**Activity**. Extract the first line through the line containing "H18 on C10)" from the listing below, exactly as written.

**Dataset content**.

◇ ◇ ◇ ◇

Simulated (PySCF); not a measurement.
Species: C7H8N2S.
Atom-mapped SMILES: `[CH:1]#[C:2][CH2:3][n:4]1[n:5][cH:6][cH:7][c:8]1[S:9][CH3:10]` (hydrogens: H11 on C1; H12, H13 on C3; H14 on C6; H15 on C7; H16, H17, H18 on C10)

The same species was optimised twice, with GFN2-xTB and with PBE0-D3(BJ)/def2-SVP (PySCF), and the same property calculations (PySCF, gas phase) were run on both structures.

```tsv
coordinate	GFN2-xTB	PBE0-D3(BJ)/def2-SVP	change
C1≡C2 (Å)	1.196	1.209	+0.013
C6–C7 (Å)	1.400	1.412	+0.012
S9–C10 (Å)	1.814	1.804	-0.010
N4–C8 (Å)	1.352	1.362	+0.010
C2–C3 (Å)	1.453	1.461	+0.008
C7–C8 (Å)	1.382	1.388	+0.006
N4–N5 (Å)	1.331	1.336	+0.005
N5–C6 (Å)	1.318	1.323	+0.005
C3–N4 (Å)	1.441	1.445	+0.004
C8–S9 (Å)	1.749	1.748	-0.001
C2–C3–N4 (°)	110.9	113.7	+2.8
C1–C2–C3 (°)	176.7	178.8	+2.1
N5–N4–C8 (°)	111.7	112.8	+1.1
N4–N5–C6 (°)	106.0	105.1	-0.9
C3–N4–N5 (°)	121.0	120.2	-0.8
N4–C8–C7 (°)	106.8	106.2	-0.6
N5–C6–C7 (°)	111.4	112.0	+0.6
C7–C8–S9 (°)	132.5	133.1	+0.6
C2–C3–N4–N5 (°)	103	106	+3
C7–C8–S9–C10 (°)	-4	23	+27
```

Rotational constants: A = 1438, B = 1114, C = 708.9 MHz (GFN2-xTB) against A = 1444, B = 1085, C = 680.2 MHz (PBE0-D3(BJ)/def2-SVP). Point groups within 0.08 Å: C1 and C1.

◇ ◇ ◇ ◇

**Response**.
Simulated (PySCF); not a measurement.
Species: C7H8N2S.
Atom-mapped SMILES: `[CH:1]#[C:2][CH2:3][n:4]1[n:5][cH:6][cH:7][c:8]1[S:9][CH3:10]` (hydrogens: H11 on C1; H12, H13 on C3; H14 on C6; H15 on C7; H16, H17, H18 on C10)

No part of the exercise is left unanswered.